_Dataset content_
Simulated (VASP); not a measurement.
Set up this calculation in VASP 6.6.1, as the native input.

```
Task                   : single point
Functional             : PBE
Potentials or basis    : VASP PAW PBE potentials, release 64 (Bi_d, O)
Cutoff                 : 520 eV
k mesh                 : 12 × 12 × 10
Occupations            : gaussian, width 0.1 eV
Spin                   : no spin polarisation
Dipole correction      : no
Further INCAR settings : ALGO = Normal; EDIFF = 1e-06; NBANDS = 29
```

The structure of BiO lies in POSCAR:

_Assigned task_
Repeat the whole listing word for word.

_Expected answer_
Simulated (VASP); not a measurement.
Set up this calculation in VASP 6.6.1, as the native input.

```
Task                   : single point
Functional             : PBE
Potentials or basis    : VASP PAW PBE potentials, release 64 (Bi_d, O)
Cutoff                 : 520 eV
k mesh                 : 12 × 12 × 10
Occupations            : gaussian, width 0.1 eV
Spin                   : no spin polarisation
Dipole correction      : no
Further INCAR settings : ALGO = Normal; EDIFF = 1e-06; NBANDS = 29
```

The structure of BiO lies in POSCAR:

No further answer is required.